Requirement: The response should be the lines of the data, starting at the first and ending at the one that contains "All numbers are", copied without change.

Data section:
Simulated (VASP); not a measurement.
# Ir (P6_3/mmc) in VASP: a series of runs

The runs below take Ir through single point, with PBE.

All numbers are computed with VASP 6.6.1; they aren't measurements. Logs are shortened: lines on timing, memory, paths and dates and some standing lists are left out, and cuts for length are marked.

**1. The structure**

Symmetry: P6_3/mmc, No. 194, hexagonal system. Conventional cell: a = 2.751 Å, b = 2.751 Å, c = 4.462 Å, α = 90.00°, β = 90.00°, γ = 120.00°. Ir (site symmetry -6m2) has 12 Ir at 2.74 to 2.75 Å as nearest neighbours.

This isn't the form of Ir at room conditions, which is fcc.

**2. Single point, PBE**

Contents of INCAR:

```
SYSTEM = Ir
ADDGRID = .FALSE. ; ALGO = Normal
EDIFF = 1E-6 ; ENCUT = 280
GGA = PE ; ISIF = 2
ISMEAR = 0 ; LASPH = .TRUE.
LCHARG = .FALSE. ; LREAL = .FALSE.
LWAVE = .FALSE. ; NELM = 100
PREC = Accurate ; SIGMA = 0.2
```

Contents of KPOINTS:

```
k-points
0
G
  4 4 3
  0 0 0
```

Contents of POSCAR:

Answer box:
Simulated (VASP); not a measurement.
# Ir (P6_3/mmc) in VASP: a series of runs

The runs below take Ir through single point, with PBE.

All numbers are computed with VASP 6.6.1; they aren't measurements. Logs are shortened: lines on timing, memory, paths and dates and some standing lists are left out, and cuts for length are marked.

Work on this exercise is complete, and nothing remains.